Please reproduce the data below exactly, from the first line through the line containing "### Is the plane", and leave every later line out.

BEGIN DATASET ENTRIES

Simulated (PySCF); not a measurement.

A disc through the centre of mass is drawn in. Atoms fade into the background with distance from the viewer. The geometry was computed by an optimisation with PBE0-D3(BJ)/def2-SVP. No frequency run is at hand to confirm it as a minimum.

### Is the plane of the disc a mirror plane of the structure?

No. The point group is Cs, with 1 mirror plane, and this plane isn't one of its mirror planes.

END DATASET ENTRIES

> [ANSWER SECTION]
Simulated (PySCF); not a measurement.

A disc through the centre of mass is drawn in. Atoms fade into the background with distance from the viewer. The geometry was computed by an optimisation with PBE0-D3(BJ)/def2-SVP. No frequency run is at hand to confirm it as a minimum.

### Is the plane of the disc a mirror plane of the structure?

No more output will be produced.